─── Supplied data ───

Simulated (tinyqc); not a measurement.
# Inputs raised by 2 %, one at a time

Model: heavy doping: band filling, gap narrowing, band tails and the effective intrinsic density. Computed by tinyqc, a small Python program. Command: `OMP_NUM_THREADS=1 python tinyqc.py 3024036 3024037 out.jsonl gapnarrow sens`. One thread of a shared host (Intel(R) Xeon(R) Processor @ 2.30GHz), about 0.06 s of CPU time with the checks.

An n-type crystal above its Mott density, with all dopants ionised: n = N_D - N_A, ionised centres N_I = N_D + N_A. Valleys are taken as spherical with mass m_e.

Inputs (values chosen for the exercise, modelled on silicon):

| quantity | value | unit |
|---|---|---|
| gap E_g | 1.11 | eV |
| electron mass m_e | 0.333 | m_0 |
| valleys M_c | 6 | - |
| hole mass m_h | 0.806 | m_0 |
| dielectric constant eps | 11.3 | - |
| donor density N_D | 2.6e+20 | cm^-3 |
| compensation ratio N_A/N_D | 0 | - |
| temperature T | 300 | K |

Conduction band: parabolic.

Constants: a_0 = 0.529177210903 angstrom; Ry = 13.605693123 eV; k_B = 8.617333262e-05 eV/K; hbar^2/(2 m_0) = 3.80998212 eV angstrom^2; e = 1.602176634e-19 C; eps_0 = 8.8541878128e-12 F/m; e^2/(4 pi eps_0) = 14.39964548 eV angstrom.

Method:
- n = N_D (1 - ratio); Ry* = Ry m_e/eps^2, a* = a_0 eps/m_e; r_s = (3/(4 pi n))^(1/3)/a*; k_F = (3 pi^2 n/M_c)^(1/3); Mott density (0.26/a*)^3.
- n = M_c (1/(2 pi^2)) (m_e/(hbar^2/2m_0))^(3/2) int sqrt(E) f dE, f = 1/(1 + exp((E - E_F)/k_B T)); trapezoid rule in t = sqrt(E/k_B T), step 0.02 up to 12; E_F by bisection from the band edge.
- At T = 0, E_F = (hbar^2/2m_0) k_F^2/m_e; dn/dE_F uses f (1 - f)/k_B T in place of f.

───

**Work item:** Please reply with an exact copy of the lines above, starting at the first and ending at the line that holds "- n = M_c (1/(2".

**Reply:**
Simulated (tinyqc); not a measurement.
# Inputs raised by 2 %, one at a time

Model: heavy doping: band filling, gap narrowing, band tails and the effective intrinsic density. Computed by tinyqc, a small Python program. Command: `OMP_NUM_THREADS=1 python tinyqc.py 3024036 3024037 out.jsonl gapnarrow sens`. One thread of a shared host (Intel(R) Xeon(R) Processor @ 2.30GHz), about 0.06 s of CPU time with the checks.

An n-type crystal above its Mott density, with all dopants ionised: n = N_D - N_A, ionised centres N_I = N_D + N_A. Valleys are taken as spherical with mass m_e.

Inputs (values chosen for the exercise, modelled on silicon):

| quantity | value | unit |
|---|---|---|
| gap E_g | 1.11 | eV |
| electron mass m_e | 0.333 | m_0 |
| valleys M_c | 6 | - |
| hole mass m_h | 0.806 | m_0 |
| dielectric constant eps | 11.3 | - |
| donor density N_D | 2.6e+20 | cm^-3 |
| compensation ratio N_A/N_D | 0 | - |
| temperature T | 300 | K |

Conduction band: parabolic.

Constants: a_0 = 0.529177210903 angstrom; Ry = 13.605693123 eV; k_B = 8.617333262e-05 eV/K; hbar^2/(2 m_0) = 3.80998212 eV angstrom^2; e = 1.602176634e-19 C; eps_0 = 8.8541878128e-12 F/m; e^2/(4 pi eps_0) = 14.39964548 eV angstrom.

Method:
- n = N_D (1 - ratio); Ry* = Ry m_e/eps^2, a* = a_0 eps/m_e; r_s = (3/(4 pi n))^(1/3)/a*; k_F = (3 pi^2 n/M_c)^(1/3); Mott density (0.26/a*)^3.
- n = M_c (1/(2 pi^2)) (m_e/(hbar^2/2m_0))^(3/2) int sqrt(E) f dE, f = 1/(1 + exp((E - E_F)/k_B T)); trapezoid rule in t = sqrt(E/k_B T), step 0.02 up to 12; E_F by bisection from the band edge.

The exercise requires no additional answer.